:: Requirement ::
From the records below, output exactly the lines running from the line containing "2.1 | 0.40 |" through the line containing "Answer: (a) 0.53; (b) 0.51.", and no others.

**** Records provided

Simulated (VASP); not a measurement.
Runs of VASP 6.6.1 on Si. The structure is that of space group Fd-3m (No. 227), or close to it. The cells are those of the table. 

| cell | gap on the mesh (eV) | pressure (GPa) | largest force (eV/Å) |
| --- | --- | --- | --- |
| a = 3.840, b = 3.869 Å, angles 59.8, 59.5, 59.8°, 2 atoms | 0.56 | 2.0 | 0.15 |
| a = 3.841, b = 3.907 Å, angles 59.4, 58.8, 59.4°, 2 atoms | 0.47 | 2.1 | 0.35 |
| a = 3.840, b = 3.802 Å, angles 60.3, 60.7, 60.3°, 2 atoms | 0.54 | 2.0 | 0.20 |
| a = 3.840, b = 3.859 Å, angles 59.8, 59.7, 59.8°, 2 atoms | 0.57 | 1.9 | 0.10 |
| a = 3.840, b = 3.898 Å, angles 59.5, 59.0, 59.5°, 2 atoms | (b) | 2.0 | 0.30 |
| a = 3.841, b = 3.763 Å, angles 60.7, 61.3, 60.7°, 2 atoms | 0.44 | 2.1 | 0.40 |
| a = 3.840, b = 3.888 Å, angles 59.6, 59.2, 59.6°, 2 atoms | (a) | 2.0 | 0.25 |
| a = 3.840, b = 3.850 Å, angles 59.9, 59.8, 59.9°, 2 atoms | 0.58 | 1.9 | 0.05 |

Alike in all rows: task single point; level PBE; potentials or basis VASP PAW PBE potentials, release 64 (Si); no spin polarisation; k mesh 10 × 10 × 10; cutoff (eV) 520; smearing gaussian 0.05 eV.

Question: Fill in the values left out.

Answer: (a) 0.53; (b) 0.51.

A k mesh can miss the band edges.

********

:: Your response ::
| a = 3.841, b = 3.763 Å, angles 60.7, 61.3, 60.7°, 2 atoms | 0.44 | 2.1 | 0.40 |
| a = 3.840, b = 3.888 Å, angles 59.6, 59.2, 59.6°, 2 atoms | (a) | 2.0 | 0.25 |
| a = 3.840, b = 3.850 Å, angles 59.9, 59.8, 59.9°, 2 atoms | 0.58 | 1.9 | 0.05 |

Alike in all rows: task single point; level PBE; potentials or basis VASP PAW PBE potentials, release 64 (Si); no spin polarisation; k mesh 10 × 10 × 10; cutoff (eV) 520; smearing gaussian 0.05 eV.

Question: Fill in the values left out.

Answer: (a) 0.53; (b) 0.51.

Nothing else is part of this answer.